BRIEF
The records that follow are to be given again exactly.

DATA RECORDS
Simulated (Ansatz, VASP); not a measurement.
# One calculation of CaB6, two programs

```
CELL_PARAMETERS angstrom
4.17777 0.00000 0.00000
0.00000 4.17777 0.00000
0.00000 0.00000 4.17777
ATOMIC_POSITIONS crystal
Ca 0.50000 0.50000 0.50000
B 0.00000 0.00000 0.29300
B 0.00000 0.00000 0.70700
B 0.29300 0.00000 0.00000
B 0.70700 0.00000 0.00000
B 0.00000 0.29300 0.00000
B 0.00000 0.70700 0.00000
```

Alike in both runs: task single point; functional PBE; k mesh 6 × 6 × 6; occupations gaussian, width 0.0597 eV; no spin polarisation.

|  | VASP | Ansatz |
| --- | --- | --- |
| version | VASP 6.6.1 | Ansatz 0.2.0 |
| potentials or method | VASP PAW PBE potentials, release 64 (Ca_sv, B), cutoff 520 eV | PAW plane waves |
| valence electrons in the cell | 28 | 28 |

PROBLEM SOLUTION
Simulated (Ansatz, VASP); not a measurement.
# One calculation of CaB6, two programs

```
CELL_PARAMETERS angstrom
4.17777 0.00000 0.00000
0.00000 4.17777 0.00000
0.00000 0.00000 4.17777
ATOMIC_POSITIONS crystal
Ca 0.50000 0.50000 0.50000
B 0.00000 0.00000 0.29300
B 0.00000 0.00000 0.70700
B 0.29300 0.00000 0.00000
B 0.70700 0.00000 0.00000
B 0.00000 0.29300 0.00000
B 0.00000 0.70700 0.00000
```

Alike in both runs: task single point; functional PBE; k mesh 6 × 6 × 6; occupations gaussian, width 0.0597 eV; no spin polarisation.

|  | VASP | Ansatz |
| --- | --- | --- |
| version | VASP 6.6.1 | Ansatz 0.2.0 |
| potentials or method | VASP PAW PBE potentials, release 64 (Ca_sv, B), cutoff 520 eV | PAW plane waves |
| valence electrons in the cell | 28 | 28 |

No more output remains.